START DATA SHOWN

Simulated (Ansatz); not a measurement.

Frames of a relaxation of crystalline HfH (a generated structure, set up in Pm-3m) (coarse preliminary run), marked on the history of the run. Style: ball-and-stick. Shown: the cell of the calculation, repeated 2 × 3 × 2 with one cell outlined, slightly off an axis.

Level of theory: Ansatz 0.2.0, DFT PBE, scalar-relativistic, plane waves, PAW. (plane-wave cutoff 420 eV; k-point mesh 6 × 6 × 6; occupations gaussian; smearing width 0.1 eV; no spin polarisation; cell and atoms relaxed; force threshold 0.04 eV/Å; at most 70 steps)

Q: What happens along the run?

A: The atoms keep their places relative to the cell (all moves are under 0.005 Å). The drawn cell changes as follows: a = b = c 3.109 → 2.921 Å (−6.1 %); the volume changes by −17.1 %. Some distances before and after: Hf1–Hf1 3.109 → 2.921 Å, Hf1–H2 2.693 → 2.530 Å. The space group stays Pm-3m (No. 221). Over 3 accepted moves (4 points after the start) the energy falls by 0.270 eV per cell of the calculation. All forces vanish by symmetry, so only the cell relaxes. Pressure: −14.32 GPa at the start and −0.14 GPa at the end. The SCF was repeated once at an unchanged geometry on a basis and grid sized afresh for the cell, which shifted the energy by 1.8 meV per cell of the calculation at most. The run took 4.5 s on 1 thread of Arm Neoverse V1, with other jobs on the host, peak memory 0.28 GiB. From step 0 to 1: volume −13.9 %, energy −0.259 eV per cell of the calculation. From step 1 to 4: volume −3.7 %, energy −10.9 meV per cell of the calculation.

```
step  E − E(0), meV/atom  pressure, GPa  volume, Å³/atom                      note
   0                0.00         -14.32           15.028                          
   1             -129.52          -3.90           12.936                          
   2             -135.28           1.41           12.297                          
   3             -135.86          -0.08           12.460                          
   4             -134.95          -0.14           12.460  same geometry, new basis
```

END DATA SHOWN

WORK ITEM
Beginning at the top of the data, extract each line through the line containing "Frames of a" and return those lines exactly, with nothing added.

TASK ANSWER
Simulated (Ansatz); not a measurement.

Frames of a relaxation of crystalline HfH (a generated structure, set up in Pm-3m) (coarse preliminary run), marked on the history of the run. Style: ball-and-stick. Shown: the cell of the calculation, repeated 2 × 3 × 2 with one cell outlined, slightly off an axis.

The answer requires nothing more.